Data listing section start

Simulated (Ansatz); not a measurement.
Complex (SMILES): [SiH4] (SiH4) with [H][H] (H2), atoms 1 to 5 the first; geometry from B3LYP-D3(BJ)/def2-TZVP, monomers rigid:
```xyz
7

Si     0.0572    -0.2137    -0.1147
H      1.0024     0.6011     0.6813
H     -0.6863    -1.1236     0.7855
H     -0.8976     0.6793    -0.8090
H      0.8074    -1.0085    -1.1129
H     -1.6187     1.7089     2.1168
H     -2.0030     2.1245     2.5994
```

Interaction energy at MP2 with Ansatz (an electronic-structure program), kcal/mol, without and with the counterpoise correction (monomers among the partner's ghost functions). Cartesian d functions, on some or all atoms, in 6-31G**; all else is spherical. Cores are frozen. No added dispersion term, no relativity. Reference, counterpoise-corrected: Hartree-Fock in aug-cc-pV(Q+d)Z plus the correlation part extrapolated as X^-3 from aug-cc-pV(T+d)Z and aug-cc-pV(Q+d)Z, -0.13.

Data listing section end

Assignment:
Write out the material above exactly and in full.

Exercise output:
Simulated (Ansatz); not a measurement.
Complex (SMILES): [SiH4] (SiH4) with [H][H] (H2), atoms 1 to 5 the first; geometry from B3LYP-D3(BJ)/def2-TZVP, monomers rigid:
```xyz
7

Si     0.0572    -0.2137    -0.1147
H      1.0024     0.6011     0.6813
H     -0.6863    -1.1236     0.7855
H     -0.8976     0.6793    -0.8090
H      0.8074    -1.0085    -1.1129
H     -1.6187     1.7089     2.1168
H     -2.0030     2.1245     2.5994
```

Interaction energy at MP2 with Ansatz (an electronic-structure program), kcal/mol, without and with the counterpoise correction (monomers among the partner's ghost functions). Cartesian d functions, on some or all atoms, in 6-31G**; all else is spherical. Cores are frozen. No added dispersion term, no relativity. Reference, counterpoise-corrected: Hartree-Fock in aug-cc-pV(Q+d)Z plus the correlation part extrapolated as X^-3 from aug-cc-pV(T+d)Z and aug-cc-pV(Q+d)Z, -0.13.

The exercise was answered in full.